» Source material
::::::::

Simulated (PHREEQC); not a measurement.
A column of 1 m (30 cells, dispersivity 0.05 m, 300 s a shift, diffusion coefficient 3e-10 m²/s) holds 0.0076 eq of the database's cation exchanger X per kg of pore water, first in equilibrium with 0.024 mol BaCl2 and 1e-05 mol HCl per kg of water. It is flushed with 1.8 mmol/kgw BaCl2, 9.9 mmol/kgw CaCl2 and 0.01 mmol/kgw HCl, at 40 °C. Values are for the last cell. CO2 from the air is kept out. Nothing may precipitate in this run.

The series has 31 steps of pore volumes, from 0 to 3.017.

::::::::

Transcribe the full listing, word for word.

Simulated (PHREEQC); not a measurement.
A column of 1 m (30 cells, dispersivity 0.05 m, 300 s a shift, diffusion coefficient 3e-10 m²/s) holds 0.0076 eq of the database's cation exchanger X per kg of pore water, first in equilibrium with 0.024 mol BaCl2 and 1e-05 mol HCl per kg of water. It is flushed with 1.8 mmol/kgw BaCl2, 9.9 mmol/kgw CaCl2 and 0.01 mmol/kgw HCl, at 40 °C. Values are for the last cell. CO2 from the air is kept out. Nothing may precipitate in this run.

The series has 31 steps of pore volumes, from 0 to 3.017.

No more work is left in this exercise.